PROVIDED INFORMATION
-- Opening Marker --

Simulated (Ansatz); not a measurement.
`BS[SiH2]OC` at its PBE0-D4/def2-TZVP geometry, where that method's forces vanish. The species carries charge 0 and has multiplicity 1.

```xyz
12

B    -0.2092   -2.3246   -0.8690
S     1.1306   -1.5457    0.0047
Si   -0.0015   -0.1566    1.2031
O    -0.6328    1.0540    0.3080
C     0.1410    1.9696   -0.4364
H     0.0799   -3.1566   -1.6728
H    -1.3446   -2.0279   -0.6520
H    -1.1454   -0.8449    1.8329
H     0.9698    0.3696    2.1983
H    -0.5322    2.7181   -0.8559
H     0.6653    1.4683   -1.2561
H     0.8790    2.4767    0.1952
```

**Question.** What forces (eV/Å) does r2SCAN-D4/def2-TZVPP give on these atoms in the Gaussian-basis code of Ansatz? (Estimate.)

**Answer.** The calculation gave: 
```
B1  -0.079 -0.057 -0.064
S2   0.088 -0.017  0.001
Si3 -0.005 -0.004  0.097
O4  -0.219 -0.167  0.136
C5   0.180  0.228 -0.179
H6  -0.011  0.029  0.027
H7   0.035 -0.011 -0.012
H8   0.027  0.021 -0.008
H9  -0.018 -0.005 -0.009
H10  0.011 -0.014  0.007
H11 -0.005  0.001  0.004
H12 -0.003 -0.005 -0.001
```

-- Closing Marker --

Word for word, write out all of the entries.

Simulated (Ansatz); not a measurement.
`BS[SiH2]OC` at its PBE0-D4/def2-TZVP geometry, where that method's forces vanish. The species carries charge 0 and has multiplicity 1.

```xyz
12

B    -0.2092   -2.3246   -0.8690
S     1.1306   -1.5457    0.0047
Si   -0.0015   -0.1566    1.2031
O    -0.6328    1.0540    0.3080
C     0.1410    1.9696   -0.4364
H     0.0799   -3.1566   -1.6728
H    -1.3446   -2.0279   -0.6520
H    -1.1454   -0.8449    1.8329
H     0.9698    0.3696    2.1983
H    -0.5322    2.7181   -0.8559
H     0.6653    1.4683   -1.2561
H     0.8790    2.4767    0.1952
```

**Question.** What forces (eV/Å) does r2SCAN-D4/def2-TZVPP give on these atoms in the Gaussian-basis code of Ansatz? (Estimate.)

**Answer.** The calculation gave: 
```
B1  -0.079 -0.057 -0.064
S2   0.088 -0.017  0.001
Si3 -0.005 -0.004  0.097
O4  -0.219 -0.167  0.136
C5   0.180  0.228 -0.179
H6  -0.011  0.029  0.027
H7   0.035 -0.011 -0.012
H8   0.027  0.021 -0.008
H9  -0.018 -0.005 -0.009
H10  0.011 -0.014  0.007
H11 -0.005  0.001  0.004
H12 -0.003 -0.005 -0.001
```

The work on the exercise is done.